WORK INSTRUCTION. Write out again, exactly, the lines of the listing below from the first one through the one that contains "Task: Estimate the wall time of this run.", and no other lines.

DATA PROVIDED.
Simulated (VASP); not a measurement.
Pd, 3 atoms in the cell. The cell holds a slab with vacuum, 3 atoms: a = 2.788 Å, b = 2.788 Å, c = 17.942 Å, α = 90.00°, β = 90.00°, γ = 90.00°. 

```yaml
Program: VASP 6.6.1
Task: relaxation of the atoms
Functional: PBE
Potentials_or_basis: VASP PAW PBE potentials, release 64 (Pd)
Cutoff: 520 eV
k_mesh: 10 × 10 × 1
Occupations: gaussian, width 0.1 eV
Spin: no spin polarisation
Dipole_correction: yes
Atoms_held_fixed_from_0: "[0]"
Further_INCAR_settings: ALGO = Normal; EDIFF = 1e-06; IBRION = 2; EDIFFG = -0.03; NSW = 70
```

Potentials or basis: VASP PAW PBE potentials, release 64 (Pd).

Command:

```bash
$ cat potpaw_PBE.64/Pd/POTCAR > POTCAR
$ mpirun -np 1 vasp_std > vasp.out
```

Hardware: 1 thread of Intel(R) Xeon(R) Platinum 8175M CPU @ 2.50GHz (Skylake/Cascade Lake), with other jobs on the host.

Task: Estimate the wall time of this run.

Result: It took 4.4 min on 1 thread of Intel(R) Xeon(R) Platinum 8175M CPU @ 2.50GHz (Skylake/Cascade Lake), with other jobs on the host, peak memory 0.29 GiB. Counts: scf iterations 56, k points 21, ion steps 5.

EXERCISE OUTPUT.
Simulated (VASP); not a measurement.
Pd, 3 atoms in the cell. The cell holds a slab with vacuum, 3 atoms: a = 2.788 Å, b = 2.788 Å, c = 17.942 Å, α = 90.00°, β = 90.00°, γ = 90.00°. 

```yaml
Program: VASP 6.6.1
Task: relaxation of the atoms
Functional: PBE
Potentials_or_basis: VASP PAW PBE potentials, release 64 (Pd)
Cutoff: 520 eV
k_mesh: 10 × 10 × 1
Occupations: gaussian, width 0.1 eV
Spin: no spin polarisation
Dipole_correction: yes
Atoms_held_fixed_from_0: "[0]"
Further_INCAR_settings: ALGO = Normal; EDIFF = 1e-06; IBRION = 2; EDIFFG = -0.03; NSW = 70
```

Potentials or basis: VASP PAW PBE potentials, release 64 (Pd).

Command:

```bash
$ cat potpaw_PBE.64/Pd/POTCAR > POTCAR
$ mpirun -np 1 vasp_std > vasp.out
```

Hardware: 1 thread of Intel(R) Xeon(R) Platinum 8175M CPU @ 2.50GHz (Skylake/Cascade Lake), with other jobs on the host.

Task: Estimate the wall time of this run.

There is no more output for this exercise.